> Assigned task
Output, word for word, every line from the start of the listing down to and including the line that contains "Run but left"; include nothing else.

> Dataset records
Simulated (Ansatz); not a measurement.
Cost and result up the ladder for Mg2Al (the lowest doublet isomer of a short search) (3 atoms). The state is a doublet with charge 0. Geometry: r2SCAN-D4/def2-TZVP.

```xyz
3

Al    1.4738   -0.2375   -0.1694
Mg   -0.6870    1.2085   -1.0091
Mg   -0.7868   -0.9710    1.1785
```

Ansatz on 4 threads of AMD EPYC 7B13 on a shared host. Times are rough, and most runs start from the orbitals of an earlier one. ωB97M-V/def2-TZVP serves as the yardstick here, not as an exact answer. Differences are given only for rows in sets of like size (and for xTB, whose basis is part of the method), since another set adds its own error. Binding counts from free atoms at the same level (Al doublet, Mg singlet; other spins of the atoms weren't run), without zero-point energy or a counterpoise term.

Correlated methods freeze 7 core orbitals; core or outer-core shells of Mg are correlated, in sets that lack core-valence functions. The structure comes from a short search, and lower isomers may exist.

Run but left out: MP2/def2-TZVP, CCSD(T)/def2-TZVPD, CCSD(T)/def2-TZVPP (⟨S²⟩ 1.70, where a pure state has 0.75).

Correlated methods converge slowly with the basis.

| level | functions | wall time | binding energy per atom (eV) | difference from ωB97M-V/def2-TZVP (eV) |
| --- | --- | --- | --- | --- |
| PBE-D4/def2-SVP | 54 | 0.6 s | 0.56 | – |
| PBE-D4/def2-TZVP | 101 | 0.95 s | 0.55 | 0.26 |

> Task output
Simulated (Ansatz); not a measurement.
Cost and result up the ladder for Mg2Al (the lowest doublet isomer of a short search) (3 atoms). The state is a doublet with charge 0. Geometry: r2SCAN-D4/def2-TZVP.

```xyz
3

Al    1.4738   -0.2375   -0.1694
Mg   -0.6870    1.2085   -1.0091
Mg   -0.7868   -0.9710    1.1785
```

Ansatz on 4 threads of AMD EPYC 7B13 on a shared host. Times are rough, and most runs start from the orbitals of an earlier one. ωB97M-V/def2-TZVP serves as the yardstick here, not as an exact answer. Differences are given only for rows in sets of like size (and for xTB, whose basis is part of the method), since another set adds its own error. Binding counts from free atoms at the same level (Al doublet, Mg singlet; other spins of the atoms weren't run), without zero-point energy or a counterpoise term.

Correlated methods freeze 7 core orbitals; core or outer-core shells of Mg are correlated, in sets that lack core-valence functions. The structure comes from a short search, and lower isomers may exist.

Run but left out: MP2/def2-TZVP, CCSD(T)/def2-TZVPD, CCSD(T)/def2-TZVPP (⟨S²⟩ 1.70, where a pure state has 0.75).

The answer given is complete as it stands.